**Work request:** Set down, please, exactly the lines below that run from the line with "Input: 1 mol" to the line with "Question: At 1223", both lines included.

**Supplied records:**
- - - -

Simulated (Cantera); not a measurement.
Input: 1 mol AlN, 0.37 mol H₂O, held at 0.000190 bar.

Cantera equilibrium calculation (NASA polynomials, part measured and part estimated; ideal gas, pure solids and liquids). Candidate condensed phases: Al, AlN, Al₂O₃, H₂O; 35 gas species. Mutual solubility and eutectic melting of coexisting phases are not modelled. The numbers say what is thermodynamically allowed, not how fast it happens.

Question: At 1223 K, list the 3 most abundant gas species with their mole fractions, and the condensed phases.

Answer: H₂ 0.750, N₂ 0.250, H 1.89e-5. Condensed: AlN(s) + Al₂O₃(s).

- - - -

**Response:**
Input: 1 mol AlN, 0.37 mol H₂O, held at 0.000190 bar.

Cantera equilibrium calculation (NASA polynomials, part measured and part estimated; ideal gas, pure solids and liquids). Candidate condensed phases: Al, AlN, Al₂O₃, H₂O; 35 gas species. Mutual solubility and eutectic melting of coexisting phases are not modelled. The numbers say what is thermodynamically allowed, not how fast it happens.

Question: At 1223 K, list the 3 most abundant gas species with their mole fractions, and the condensed phases.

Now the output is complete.